● **Entries supplied**:
—————

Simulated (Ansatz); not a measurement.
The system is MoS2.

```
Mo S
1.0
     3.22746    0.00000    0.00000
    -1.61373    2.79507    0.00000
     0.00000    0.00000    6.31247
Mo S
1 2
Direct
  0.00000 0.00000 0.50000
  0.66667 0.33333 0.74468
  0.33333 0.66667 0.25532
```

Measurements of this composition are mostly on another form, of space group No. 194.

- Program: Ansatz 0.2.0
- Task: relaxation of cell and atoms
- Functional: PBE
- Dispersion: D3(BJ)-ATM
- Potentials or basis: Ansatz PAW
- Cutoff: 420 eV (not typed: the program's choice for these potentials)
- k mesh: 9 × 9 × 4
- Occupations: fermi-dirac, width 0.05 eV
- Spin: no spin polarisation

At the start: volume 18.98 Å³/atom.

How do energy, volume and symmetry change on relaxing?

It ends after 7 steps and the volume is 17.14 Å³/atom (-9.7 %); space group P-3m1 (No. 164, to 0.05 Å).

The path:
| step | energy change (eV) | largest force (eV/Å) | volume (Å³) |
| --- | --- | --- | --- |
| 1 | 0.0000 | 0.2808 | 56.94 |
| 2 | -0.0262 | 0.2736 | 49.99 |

—————

● **Action item**:
When you reach the end of the listing, print it again in full, exactly as given.

● **Your solution**:
Simulated (Ansatz); not a measurement.
The system is MoS2.

```
Mo S
1.0
     3.22746    0.00000    0.00000
    -1.61373    2.79507    0.00000
     0.00000    0.00000    6.31247
Mo S
1 2
Direct
  0.00000 0.00000 0.50000
  0.66667 0.33333 0.74468
  0.33333 0.66667 0.25532
```

Measurements of this composition are mostly on another form, of space group No. 194.

- Program: Ansatz 0.2.0
- Task: relaxation of cell and atoms
- Functional: PBE
- Dispersion: D3(BJ)-ATM
- Potentials or basis: Ansatz PAW
- Cutoff: 420 eV (not typed: the program's choice for these potentials)
- k mesh: 9 × 9 × 4
- Occupations: fermi-dirac, width 0.05 eV
- Spin: no spin polarisation

At the start: volume 18.98 Å³/atom.

How do energy, volume and symmetry change on relaxing?

It ends after 7 steps and the volume is 17.14 Å³/atom (-9.7 %); space group P-3m1 (No. 164, to 0.05 Å).

The path:
| step | energy change (eV) | largest force (eV/Å) | volume (Å³) |
| --- | --- | --- | --- |
| 1 | 0.0000 | 0.2808 | 56.94 |
| 2 | -0.0262 | 0.2736 | 49.99 |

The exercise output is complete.